Recorded information:
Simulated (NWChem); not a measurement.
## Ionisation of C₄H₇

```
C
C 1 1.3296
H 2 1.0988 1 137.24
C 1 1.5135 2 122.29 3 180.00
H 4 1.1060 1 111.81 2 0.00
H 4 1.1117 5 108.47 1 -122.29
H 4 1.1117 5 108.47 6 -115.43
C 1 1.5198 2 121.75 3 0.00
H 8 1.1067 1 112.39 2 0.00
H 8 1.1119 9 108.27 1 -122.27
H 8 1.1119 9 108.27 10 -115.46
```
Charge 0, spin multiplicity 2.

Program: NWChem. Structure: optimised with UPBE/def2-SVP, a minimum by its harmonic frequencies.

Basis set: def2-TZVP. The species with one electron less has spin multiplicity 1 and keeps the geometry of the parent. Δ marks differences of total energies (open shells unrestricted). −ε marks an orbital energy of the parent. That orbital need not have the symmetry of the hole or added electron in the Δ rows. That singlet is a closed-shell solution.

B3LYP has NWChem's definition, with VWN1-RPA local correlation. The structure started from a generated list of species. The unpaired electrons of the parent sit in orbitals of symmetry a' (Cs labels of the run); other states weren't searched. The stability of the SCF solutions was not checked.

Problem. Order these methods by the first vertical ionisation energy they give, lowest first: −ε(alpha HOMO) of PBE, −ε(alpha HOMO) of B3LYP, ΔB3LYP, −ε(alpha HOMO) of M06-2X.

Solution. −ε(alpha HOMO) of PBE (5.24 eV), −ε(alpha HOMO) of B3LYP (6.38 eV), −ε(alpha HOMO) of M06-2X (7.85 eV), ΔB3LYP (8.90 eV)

Work task:
Reproduce exactly the section above that begins at the line containing "Program: NWChem. Structure: optimised" and ends at the line containing "Basis set: def2-TZVP.", leaving out all other lines.

Task answer:
Program: NWChem. Structure: optimised with UPBE/def2-SVP, a minimum by its harmonic frequencies.

Basis set: def2-TZVP. The species with one electron less has spin multiplicity 1 and keeps the geometry of the parent. Δ marks differences of total energies (open shells unrestricted). −ε marks an orbital energy of the parent. That orbital need not have the symmetry of the hole or added electron in the Δ rows. That singlet is a closed-shell solution.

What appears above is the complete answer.